> **Work request**
Each line of the listing is to be retyped exactly as given.

> **Data extract**
>>>

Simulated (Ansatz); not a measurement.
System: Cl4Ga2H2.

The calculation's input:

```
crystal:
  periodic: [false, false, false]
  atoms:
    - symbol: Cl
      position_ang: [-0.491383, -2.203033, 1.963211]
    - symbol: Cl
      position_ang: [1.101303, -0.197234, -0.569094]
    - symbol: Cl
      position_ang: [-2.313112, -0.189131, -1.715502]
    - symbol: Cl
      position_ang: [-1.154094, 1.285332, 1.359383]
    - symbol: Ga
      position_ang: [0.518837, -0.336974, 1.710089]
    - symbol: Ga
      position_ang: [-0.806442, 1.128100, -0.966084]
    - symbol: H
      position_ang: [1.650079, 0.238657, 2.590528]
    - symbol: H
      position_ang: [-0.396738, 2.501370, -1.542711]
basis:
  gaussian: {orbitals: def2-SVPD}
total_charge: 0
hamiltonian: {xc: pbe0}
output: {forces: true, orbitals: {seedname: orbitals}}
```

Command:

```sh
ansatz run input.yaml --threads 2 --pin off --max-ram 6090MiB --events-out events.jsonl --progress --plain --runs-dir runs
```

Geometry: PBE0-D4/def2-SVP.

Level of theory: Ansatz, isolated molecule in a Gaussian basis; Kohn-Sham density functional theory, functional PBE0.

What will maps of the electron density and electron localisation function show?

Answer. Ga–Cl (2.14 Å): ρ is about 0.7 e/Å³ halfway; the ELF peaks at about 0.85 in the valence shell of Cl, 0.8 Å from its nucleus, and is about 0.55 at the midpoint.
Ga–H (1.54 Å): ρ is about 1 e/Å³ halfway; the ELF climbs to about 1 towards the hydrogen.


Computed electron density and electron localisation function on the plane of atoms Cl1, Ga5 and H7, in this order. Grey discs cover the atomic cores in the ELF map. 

<<<

> **Task result**
Simulated (Ansatz); not a measurement.
System: Cl4Ga2H2.

The calculation's input:

```
crystal:
  periodic: [false, false, false]
  atoms:
    - symbol: Cl
      position_ang: [-0.491383, -2.203033, 1.963211]
    - symbol: Cl
      position_ang: [1.101303, -0.197234, -0.569094]
    - symbol: Cl
      position_ang: [-2.313112, -0.189131, -1.715502]
    - symbol: Cl
      position_ang: [-1.154094, 1.285332, 1.359383]
    - symbol: Ga
      position_ang: [0.518837, -0.336974, 1.710089]
    - symbol: Ga
      position_ang: [-0.806442, 1.128100, -0.966084]
    - symbol: H
      position_ang: [1.650079, 0.238657, 2.590528]
    - symbol: H
      position_ang: [-0.396738, 2.501370, -1.542711]
basis:
  gaussian: {orbitals: def2-SVPD}
total_charge: 0
hamiltonian: {xc: pbe0}
output: {forces: true, orbitals: {seedname: orbitals}}
```

Command:

```sh
ansatz run input.yaml --threads 2 --pin off --max-ram 6090MiB --events-out events.jsonl --progress --plain --runs-dir runs
```

Geometry: PBE0-D4/def2-SVP.

Level of theory: Ansatz, isolated molecule in a Gaussian basis; Kohn-Sham density functional theory, functional PBE0.

What will maps of the electron density and electron localisation function show?

Answer. Ga–Cl (2.14 Å): ρ is about 0.7 e/Å³ halfway; the ELF peaks at about 0.85 in the valence shell of Cl, 0.8 Å from its nucleus, and is about 0.55 at the midpoint.
Ga–H (1.54 Å): ρ is about 1 e/Å³ halfway; the ELF climbs to about 1 towards the hydrogen.


Computed electron density and electron localisation function on the plane of atoms Cl1, Ga5 and H7, in this order. Grey discs cover the atomic cores in the ELF map. 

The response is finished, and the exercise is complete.